>>>>
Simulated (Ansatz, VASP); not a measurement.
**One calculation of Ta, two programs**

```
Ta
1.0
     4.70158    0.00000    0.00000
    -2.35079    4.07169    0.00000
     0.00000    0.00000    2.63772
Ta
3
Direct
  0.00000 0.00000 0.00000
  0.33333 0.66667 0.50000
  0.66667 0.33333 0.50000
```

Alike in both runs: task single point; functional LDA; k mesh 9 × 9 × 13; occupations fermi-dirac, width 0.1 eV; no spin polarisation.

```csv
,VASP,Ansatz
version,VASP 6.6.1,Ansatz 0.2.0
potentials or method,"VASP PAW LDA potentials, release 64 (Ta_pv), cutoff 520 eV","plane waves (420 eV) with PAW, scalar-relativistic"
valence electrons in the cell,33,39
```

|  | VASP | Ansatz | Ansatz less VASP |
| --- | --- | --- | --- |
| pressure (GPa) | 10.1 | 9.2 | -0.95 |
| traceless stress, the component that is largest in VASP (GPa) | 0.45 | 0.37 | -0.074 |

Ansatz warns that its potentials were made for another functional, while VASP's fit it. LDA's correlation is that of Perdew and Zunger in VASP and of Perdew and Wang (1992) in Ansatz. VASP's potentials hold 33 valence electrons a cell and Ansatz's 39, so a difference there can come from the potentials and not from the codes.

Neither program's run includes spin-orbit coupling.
<<<<

In the entries above, the lines between the one holding "Ta, two programs**" and the one holding "Ansatz warns that", inclusive, are to be printed exactly as written, and those alone.

**One calculation of Ta, two programs**

```
Ta
1.0
     4.70158    0.00000    0.00000
    -2.35079    4.07169    0.00000
     0.00000    0.00000    2.63772
Ta
3
Direct
  0.00000 0.00000 0.00000
  0.33333 0.66667 0.50000
  0.66667 0.33333 0.50000
```

Alike in both runs: task single point; functional LDA; k mesh 9 × 9 × 13; occupations fermi-dirac, width 0.1 eV; no spin polarisation.

```csv
,VASP,Ansatz
version,VASP 6.6.1,Ansatz 0.2.0
potentials or method,"VASP PAW LDA potentials, release 64 (Ta_pv), cutoff 520 eV","plane waves (420 eV) with PAW, scalar-relativistic"
valence electrons in the cell,33,39
```

|  | VASP | Ansatz | Ansatz less VASP |
| --- | --- | --- | --- |
| pressure (GPa) | 10.1 | 9.2 | -0.95 |
| traceless stress, the component that is largest in VASP (GPa) | 0.45 | 0.37 | -0.074 |

Ansatz warns that its potentials were made for another functional, while VASP's fit it. LDA's correlation is that of Perdew and Zunger in VASP and of Perdew and Wang (1992) in Ansatz. VASP's potentials hold 33 valence electrons a cell and Ansatz's 39, so a difference there can come from the potentials and not from the codes.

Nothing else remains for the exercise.